Data provided |
* * * * * * *

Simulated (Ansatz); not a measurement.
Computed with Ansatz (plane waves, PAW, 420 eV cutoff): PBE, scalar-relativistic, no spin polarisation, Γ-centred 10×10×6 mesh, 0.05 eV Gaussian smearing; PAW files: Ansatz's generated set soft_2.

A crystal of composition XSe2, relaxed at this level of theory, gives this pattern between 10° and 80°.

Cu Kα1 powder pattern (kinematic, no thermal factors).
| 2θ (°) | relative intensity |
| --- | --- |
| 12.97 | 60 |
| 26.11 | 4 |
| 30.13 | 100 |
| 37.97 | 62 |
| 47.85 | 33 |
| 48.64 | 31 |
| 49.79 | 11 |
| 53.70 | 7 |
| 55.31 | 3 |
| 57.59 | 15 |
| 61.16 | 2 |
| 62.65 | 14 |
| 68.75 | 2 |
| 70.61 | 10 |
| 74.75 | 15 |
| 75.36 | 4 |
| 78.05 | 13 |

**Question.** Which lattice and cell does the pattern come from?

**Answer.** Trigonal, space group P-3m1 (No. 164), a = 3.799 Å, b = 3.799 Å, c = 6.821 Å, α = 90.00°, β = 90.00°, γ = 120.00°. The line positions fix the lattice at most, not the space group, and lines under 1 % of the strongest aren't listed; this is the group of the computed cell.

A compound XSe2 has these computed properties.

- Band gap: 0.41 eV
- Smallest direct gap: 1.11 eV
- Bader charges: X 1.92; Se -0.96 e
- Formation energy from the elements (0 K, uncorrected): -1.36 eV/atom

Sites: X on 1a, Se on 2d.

* * * * * * *

Exercise |
Give back, verbatim, the lines from the top of the entries above through the line containing "- Formation energy".

Worked solution |
Simulated (Ansatz); not a measurement.
Computed with Ansatz (plane waves, PAW, 420 eV cutoff): PBE, scalar-relativistic, no spin polarisation, Γ-centred 10×10×6 mesh, 0.05 eV Gaussian smearing; PAW files: Ansatz's generated set soft_2.

A crystal of composition XSe2, relaxed at this level of theory, gives this pattern between 10° and 80°.

Cu Kα1 powder pattern (kinematic, no thermal factors).
| 2θ (°) | relative intensity |
| --- | --- |
| 12.97 | 60 |
| 26.11 | 4 |
| 30.13 | 100 |
| 37.97 | 62 |
| 47.85 | 33 |
| 48.64 | 31 |
| 49.79 | 11 |
| 53.70 | 7 |
| 55.31 | 3 |
| 57.59 | 15 |
| 61.16 | 2 |
| 62.65 | 14 |
| 68.75 | 2 |
| 70.61 | 10 |
| 74.75 | 15 |
| 75.36 | 4 |
| 78.05 | 13 |

**Question.** Which lattice and cell does the pattern come from?

**Answer.** Trigonal, space group P-3m1 (No. 164), a = 3.799 Å, b = 3.799 Å, c = 6.821 Å, α = 90.00°, β = 90.00°, γ = 120.00°. The line positions fix the lattice at most, not the space group, and lines under 1 % of the strongest aren't listed; this is the group of the computed cell.

A compound XSe2 has these computed properties.

- Band gap: 0.41 eV
- Smallest direct gap: 1.11 eV
- Bader charges: X 1.92; Se -0.96 e
- Formation energy from the elements (0 K, uncorrected): -1.36 eV/atom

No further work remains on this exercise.